■ **DATA SUPPLIED**:
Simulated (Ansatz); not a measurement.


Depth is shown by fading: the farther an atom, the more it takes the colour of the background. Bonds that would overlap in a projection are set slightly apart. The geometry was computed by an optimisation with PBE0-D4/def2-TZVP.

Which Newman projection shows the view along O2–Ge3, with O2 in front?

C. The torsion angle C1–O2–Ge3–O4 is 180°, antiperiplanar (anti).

■ **BRIEF**: Transcribe each entry precisely, missing none.

■ **EXERCISE ANSWER**:
Simulated (Ansatz); not a measurement.


Depth is shown by fading: the farther an atom, the more it takes the colour of the background. Bonds that would overlap in a projection are set slightly apart. The geometry was computed by an optimisation with PBE0-D4/def2-TZVP.

Which Newman projection shows the view along O2–Ge3, with O2 in front?

C. The torsion angle C1–O2–Ge3–O4 is 180°, antiperiplanar (anti).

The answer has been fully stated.